## BRIEF
Retype all of the entries word for word.

-- DATA FOR ANALYSIS follows --
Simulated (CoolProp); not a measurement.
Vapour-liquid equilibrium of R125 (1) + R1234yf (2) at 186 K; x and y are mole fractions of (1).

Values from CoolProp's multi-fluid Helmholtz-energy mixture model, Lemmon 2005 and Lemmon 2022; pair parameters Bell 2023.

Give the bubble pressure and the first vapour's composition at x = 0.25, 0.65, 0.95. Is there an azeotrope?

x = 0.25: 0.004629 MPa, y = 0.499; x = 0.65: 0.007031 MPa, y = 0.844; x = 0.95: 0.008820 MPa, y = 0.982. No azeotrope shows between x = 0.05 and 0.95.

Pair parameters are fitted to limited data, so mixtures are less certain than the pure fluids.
-- DATA FOR ANALYSIS concluded --

## ANSWER SECTION
Simulated (CoolProp); not a measurement.
Vapour-liquid equilibrium of R125 (1) + R1234yf (2) at 186 K; x and y are mole fractions of (1).

Values from CoolProp's multi-fluid Helmholtz-energy mixture model, Lemmon 2005 and Lemmon 2022; pair parameters Bell 2023.

Give the bubble pressure and the first vapour's composition at x = 0.25, 0.65, 0.95. Is there an azeotrope?

x = 0.25: 0.004629 MPa, y = 0.499; x = 0.65: 0.007031 MPa, y = 0.844; x = 0.95: 0.008820 MPa, y = 0.982. No azeotrope shows between x = 0.05 and 0.95.

Pair parameters are fitted to limited data, so mixtures are less certain than the pure fluids.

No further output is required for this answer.